###
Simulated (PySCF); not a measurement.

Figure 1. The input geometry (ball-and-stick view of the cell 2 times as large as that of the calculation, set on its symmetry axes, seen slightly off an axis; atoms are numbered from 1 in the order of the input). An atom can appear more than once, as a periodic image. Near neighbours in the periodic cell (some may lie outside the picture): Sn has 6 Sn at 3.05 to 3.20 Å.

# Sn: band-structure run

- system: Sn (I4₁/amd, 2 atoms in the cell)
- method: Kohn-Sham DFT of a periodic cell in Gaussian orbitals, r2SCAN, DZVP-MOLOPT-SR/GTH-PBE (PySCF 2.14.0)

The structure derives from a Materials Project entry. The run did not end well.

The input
###

Transcribe the entire listing above exactly.

Simulated (PySCF); not a measurement.

Figure 1. The input geometry (ball-and-stick view of the cell 2 times as large as that of the calculation, set on its symmetry axes, seen slightly off an axis; atoms are numbered from 1 in the order of the input). An atom can appear more than once, as a periodic image. Near neighbours in the periodic cell (some may lie outside the picture): Sn has 6 Sn at 3.05 to 3.20 Å.

# Sn: band-structure run

- system: Sn (I4₁/amd, 2 atoms in the cell)
- method: Kohn-Sham DFT of a periodic cell in Gaussian orbitals, r2SCAN, DZVP-MOLOPT-SR/GTH-PBE (PySCF 2.14.0)

The structure derives from a Materials Project entry. The run did not end well.

The input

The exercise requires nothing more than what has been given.